(Supplied information)

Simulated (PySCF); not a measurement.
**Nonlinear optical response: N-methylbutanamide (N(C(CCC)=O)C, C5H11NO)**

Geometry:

(End Supplied information)

**Work item**
For this exercise, give every entry again exactly as it appears.

**Written response**
Simulated (PySCF); not a measurement.
**Nonlinear optical response: N-methylbutanamide (N(C(CCC)=O)C, C5H11NO)**

Geometry:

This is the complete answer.